+ + + + +

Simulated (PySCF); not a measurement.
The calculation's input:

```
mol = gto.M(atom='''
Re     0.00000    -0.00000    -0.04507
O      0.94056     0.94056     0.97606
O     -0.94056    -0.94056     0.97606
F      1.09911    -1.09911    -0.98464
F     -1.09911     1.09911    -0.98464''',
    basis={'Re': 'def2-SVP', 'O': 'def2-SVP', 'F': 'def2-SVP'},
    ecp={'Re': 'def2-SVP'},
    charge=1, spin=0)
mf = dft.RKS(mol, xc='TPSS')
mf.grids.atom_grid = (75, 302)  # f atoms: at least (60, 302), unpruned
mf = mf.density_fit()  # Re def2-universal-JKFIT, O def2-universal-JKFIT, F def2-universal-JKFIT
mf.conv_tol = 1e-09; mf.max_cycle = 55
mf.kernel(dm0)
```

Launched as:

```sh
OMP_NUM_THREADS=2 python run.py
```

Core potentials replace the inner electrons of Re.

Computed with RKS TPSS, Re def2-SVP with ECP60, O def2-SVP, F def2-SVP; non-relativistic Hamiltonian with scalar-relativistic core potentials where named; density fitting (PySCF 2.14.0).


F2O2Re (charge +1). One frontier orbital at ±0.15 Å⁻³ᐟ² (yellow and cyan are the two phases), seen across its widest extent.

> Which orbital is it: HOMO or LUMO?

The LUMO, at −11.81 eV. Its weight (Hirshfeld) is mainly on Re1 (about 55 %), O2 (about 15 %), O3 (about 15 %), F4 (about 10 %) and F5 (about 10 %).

+ + + + +

◆ WORK REQUEST
This exercise needs each record retyped exactly as shown.

◆ YOUR SOLUTION
Simulated (PySCF); not a measurement.
The calculation's input:

```
mol = gto.M(atom='''
Re     0.00000    -0.00000    -0.04507
O      0.94056     0.94056     0.97606
O     -0.94056    -0.94056     0.97606
F      1.09911    -1.09911    -0.98464
F     -1.09911     1.09911    -0.98464''',
    basis={'Re': 'def2-SVP', 'O': 'def2-SVP', 'F': 'def2-SVP'},
    ecp={'Re': 'def2-SVP'},
    charge=1, spin=0)
mf = dft.RKS(mol, xc='TPSS')
mf.grids.atom_grid = (75, 302)  # f atoms: at least (60, 302), unpruned
mf = mf.density_fit()  # Re def2-universal-JKFIT, O def2-universal-JKFIT, F def2-universal-JKFIT
mf.conv_tol = 1e-09; mf.max_cycle = 55
mf.kernel(dm0)
```

Launched as:

```sh
OMP_NUM_THREADS=2 python run.py
```

Core potentials replace the inner electrons of Re.

Computed with RKS TPSS, Re def2-SVP with ECP60, O def2-SVP, F def2-SVP; non-relativistic Hamiltonian with scalar-relativistic core potentials where named; density fitting (PySCF 2.14.0).


F2O2Re (charge +1). One frontier orbital at ±0.15 Å⁻³ᐟ² (yellow and cyan are the two phases), seen across its widest extent.

> Which orbital is it: HOMO or LUMO?

The LUMO, at −11.81 eV. Its weight (Hirshfeld) is mainly on Re1 (about 55 %), O2 (about 15 %), O3 (about 15 %), F4 (about 10 %) and F5 (about 10 %).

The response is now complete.